Content starts
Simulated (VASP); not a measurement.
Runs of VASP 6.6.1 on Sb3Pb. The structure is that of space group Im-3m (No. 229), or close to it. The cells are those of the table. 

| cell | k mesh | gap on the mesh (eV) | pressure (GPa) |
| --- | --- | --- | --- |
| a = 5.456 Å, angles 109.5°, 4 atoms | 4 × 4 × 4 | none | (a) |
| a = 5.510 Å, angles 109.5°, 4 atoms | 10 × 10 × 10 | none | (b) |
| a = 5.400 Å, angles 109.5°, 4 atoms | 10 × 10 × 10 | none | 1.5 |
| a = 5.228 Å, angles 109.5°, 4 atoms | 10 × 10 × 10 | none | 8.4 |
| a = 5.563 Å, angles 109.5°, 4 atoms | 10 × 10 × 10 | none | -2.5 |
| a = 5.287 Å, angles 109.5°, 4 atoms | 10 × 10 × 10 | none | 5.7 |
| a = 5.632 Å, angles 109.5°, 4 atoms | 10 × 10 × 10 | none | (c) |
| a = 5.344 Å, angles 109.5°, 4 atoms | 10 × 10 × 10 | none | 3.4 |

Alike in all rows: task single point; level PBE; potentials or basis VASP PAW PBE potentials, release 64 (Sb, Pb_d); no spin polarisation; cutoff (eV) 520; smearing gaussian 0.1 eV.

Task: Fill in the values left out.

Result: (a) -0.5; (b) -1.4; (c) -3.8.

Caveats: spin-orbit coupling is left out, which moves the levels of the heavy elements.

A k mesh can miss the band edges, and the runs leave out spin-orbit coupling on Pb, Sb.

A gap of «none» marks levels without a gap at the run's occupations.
Content ends

**Action item:** An exact copy of the lines above, from the one containing "pressure (GPa) |" through the one containing "A k mesh can", is the whole of the answer.

**Answer box:**
| cell | k mesh | gap on the mesh (eV) | pressure (GPa) |
| --- | --- | --- | --- |
| a = 5.456 Å, angles 109.5°, 4 atoms | 4 × 4 × 4 | none | (a) |
| a = 5.510 Å, angles 109.5°, 4 atoms | 10 × 10 × 10 | none | (b) |
| a = 5.400 Å, angles 109.5°, 4 atoms | 10 × 10 × 10 | none | 1.5 |
| a = 5.228 Å, angles 109.5°, 4 atoms | 10 × 10 × 10 | none | 8.4 |
| a = 5.563 Å, angles 109.5°, 4 atoms | 10 × 10 × 10 | none | -2.5 |
| a = 5.287 Å, angles 109.5°, 4 atoms | 10 × 10 × 10 | none | 5.7 |
| a = 5.632 Å, angles 109.5°, 4 atoms | 10 × 10 × 10 | none | (c) |
| a = 5.344 Å, angles 109.5°, 4 atoms | 10 × 10 × 10 | none | 3.4 |

Alike in all rows: task single point; level PBE; potentials or basis VASP PAW PBE potentials, release 64 (Sb, Pb_d); no spin polarisation; cutoff (eV) 520; smearing gaussian 0.1 eV.

Task: Fill in the values left out.

Result: (a) -0.5; (b) -1.4; (c) -3.8.

Caveats: spin-orbit coupling is left out, which moves the levels of the heavy elements.

A k mesh can miss the band edges, and the runs leave out spin-orbit coupling on Pb, Sb.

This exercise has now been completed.